*** Opening Supplied records ***

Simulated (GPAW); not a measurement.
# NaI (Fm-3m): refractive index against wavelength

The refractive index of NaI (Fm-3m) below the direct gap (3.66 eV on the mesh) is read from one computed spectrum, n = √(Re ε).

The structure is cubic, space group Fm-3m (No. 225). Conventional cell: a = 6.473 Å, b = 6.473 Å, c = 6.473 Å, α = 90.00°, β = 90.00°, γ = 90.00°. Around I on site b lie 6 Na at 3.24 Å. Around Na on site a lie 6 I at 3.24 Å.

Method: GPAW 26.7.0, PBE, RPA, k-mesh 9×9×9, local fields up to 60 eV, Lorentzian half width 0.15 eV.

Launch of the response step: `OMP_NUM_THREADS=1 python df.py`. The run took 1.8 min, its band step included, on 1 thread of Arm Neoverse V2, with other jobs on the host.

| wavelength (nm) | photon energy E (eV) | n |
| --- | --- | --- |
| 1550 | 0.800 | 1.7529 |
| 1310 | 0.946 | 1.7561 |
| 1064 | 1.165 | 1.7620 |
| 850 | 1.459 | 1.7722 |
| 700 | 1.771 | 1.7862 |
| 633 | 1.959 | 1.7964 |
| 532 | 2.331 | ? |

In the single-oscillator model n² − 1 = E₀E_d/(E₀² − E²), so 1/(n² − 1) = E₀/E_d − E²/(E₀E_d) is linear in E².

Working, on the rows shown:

*** Closing Supplied records ***

**Assignment:**
Transcribe all of the data, keeping every line identical.

**Exercise solution:**
Simulated (GPAW); not a measurement.
# NaI (Fm-3m): refractive index against wavelength

The refractive index of NaI (Fm-3m) below the direct gap (3.66 eV on the mesh) is read from one computed spectrum, n = √(Re ε).

The structure is cubic, space group Fm-3m (No. 225). Conventional cell: a = 6.473 Å, b = 6.473 Å, c = 6.473 Å, α = 90.00°, β = 90.00°, γ = 90.00°. Around I on site b lie 6 Na at 3.24 Å. Around Na on site a lie 6 I at 3.24 Å.

Method: GPAW 26.7.0, PBE, RPA, k-mesh 9×9×9, local fields up to 60 eV, Lorentzian half width 0.15 eV.

Launch of the response step: `OMP_NUM_THREADS=1 python df.py`. The run took 1.8 min, its band step included, on 1 thread of Arm Neoverse V2, with other jobs on the host.

| wavelength (nm) | photon energy E (eV) | n |
| --- | --- | --- |
| 1550 | 0.800 | 1.7529 |
| 1310 | 0.946 | 1.7561 |
| 1064 | 1.165 | 1.7620 |
| 850 | 1.459 | 1.7722 |
| 700 | 1.771 | 1.7862 |
| 633 | 1.959 | 1.7964 |
| 532 | 2.331 | ? |

In the single-oscillator model n² − 1 = E₀E_d/(E₀² − E²), so 1/(n² − 1) = E₀/E_d − E²/(E₀E_d) is linear in E².

Working, on the rows shown:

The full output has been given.